> **SOURCE DATA**:
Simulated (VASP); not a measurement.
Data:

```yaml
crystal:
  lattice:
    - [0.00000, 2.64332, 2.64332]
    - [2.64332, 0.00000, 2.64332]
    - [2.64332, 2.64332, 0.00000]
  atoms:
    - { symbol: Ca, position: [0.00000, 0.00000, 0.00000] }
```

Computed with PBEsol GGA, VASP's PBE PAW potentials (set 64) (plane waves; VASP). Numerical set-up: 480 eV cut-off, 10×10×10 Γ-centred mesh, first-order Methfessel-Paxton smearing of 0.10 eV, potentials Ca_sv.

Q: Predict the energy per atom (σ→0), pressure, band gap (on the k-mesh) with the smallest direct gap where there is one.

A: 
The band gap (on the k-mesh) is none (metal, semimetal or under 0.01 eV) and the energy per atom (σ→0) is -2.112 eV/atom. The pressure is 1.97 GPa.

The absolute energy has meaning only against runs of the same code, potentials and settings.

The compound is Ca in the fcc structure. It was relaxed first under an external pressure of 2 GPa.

> **WORK ITEM**:
Look above for the line holding "The band gap". Print it and every line after it, exactly, through the line holding "The absolute energy".

> **ANSWER SECTION**:
The band gap (on the k-mesh) is none (metal, semimetal or under 0.01 eV) and the energy per atom (σ→0) is -2.112 eV/atom. The pressure is 1.97 GPa.

The absolute energy has meaning only against runs of the same code, potentials and settings.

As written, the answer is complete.